<<<<

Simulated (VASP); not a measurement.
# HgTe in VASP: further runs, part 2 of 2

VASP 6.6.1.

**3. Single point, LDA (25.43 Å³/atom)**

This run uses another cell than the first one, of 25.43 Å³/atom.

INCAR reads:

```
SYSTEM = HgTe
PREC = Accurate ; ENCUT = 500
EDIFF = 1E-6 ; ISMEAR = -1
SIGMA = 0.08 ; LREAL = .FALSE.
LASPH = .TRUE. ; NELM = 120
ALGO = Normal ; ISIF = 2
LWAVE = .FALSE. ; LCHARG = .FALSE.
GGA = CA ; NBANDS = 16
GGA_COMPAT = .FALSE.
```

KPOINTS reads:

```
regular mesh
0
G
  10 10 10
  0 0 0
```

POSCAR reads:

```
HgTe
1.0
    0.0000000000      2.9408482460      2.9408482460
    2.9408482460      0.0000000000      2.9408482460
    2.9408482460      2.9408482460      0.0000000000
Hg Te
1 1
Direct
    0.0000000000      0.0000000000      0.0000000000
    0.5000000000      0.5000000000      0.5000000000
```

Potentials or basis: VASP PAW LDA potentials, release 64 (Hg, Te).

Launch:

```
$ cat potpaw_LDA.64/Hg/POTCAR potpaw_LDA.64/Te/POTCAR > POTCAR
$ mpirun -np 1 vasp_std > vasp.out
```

>>>>

## Work request
Reply with every line of the material above, unaltered.

## Problem solution
Simulated (VASP); not a measurement.
# HgTe in VASP: further runs, part 2 of 2

VASP 6.6.1.

**3. Single point, LDA (25.43 Å³/atom)**

This run uses another cell than the first one, of 25.43 Å³/atom.

INCAR reads:

```
SYSTEM = HgTe
PREC = Accurate ; ENCUT = 500
EDIFF = 1E-6 ; ISMEAR = -1
SIGMA = 0.08 ; LREAL = .FALSE.
LASPH = .TRUE. ; NELM = 120
ALGO = Normal ; ISIF = 2
LWAVE = .FALSE. ; LCHARG = .FALSE.
GGA = CA ; NBANDS = 16
GGA_COMPAT = .FALSE.
```

KPOINTS reads:

```
regular mesh
0
G
  10 10 10
  0 0 0
```

POSCAR reads:

```
HgTe
1.0
    0.0000000000      2.9408482460      2.9408482460
    2.9408482460      0.0000000000      2.9408482460
    2.9408482460      2.9408482460      0.0000000000
Hg Te
1 1
Direct
    0.0000000000      0.0000000000      0.0000000000
    0.5000000000      0.5000000000      0.5000000000
```

Potentials or basis: VASP PAW LDA potentials, release 64 (Hg, Te).

Launch:

```
$ cat potpaw_LDA.64/Hg/POTCAR potpaw_LDA.64/Te/POTCAR > POTCAR
$ mpirun -np 1 vasp_std > vasp.out
```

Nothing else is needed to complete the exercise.